# Work task:
Take the lines from the beginning of the data below through the line holding "how much memory?" and return exactly those.

---------- Entries shown ----------

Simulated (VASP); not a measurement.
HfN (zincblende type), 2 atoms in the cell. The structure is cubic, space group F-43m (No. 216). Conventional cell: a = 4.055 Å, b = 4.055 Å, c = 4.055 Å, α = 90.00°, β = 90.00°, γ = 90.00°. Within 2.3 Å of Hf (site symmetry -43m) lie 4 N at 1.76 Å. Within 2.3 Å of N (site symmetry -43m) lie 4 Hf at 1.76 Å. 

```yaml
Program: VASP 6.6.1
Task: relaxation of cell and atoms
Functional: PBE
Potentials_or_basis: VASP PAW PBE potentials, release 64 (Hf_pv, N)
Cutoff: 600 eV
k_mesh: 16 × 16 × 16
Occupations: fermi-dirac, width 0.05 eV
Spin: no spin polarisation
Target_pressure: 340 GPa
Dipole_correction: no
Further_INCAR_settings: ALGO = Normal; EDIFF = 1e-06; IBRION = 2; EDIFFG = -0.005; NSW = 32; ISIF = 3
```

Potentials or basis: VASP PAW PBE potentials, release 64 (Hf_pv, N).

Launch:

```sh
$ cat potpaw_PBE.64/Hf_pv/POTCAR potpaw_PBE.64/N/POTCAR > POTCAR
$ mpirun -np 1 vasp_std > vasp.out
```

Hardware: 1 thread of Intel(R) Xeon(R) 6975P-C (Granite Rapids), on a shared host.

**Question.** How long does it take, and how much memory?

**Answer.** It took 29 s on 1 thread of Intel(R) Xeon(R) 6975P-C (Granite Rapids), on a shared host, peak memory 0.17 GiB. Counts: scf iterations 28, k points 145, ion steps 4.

----------

# Answer section:
Simulated (VASP); not a measurement.
HfN (zincblende type), 2 atoms in the cell. The structure is cubic, space group F-43m (No. 216). Conventional cell: a = 4.055 Å, b = 4.055 Å, c = 4.055 Å, α = 90.00°, β = 90.00°, γ = 90.00°. Within 2.3 Å of Hf (site symmetry -43m) lie 4 N at 1.76 Å. Within 2.3 Å of N (site symmetry -43m) lie 4 Hf at 1.76 Å. 

```yaml
Program: VASP 6.6.1
Task: relaxation of cell and atoms
Functional: PBE
Potentials_or_basis: VASP PAW PBE potentials, release 64 (Hf_pv, N)
Cutoff: 600 eV
k_mesh: 16 × 16 × 16
Occupations: fermi-dirac, width 0.05 eV
Spin: no spin polarisation
Target_pressure: 340 GPa
Dipole_correction: no
Further_INCAR_settings: ALGO = Normal; EDIFF = 1e-06; IBRION = 2; EDIFFG = -0.005; NSW = 32; ISIF = 3
```

Potentials or basis: VASP PAW PBE potentials, release 64 (Hf_pv, N).

Launch:

```sh
$ cat potpaw_PBE.64/Hf_pv/POTCAR potpaw_PBE.64/N/POTCAR > POTCAR
$ mpirun -np 1 vasp_std > vasp.out
```

Hardware: 1 thread of Intel(R) Xeon(R) 6975P-C (Granite Rapids), on a shared host.

**Question.** How long does it take, and how much memory?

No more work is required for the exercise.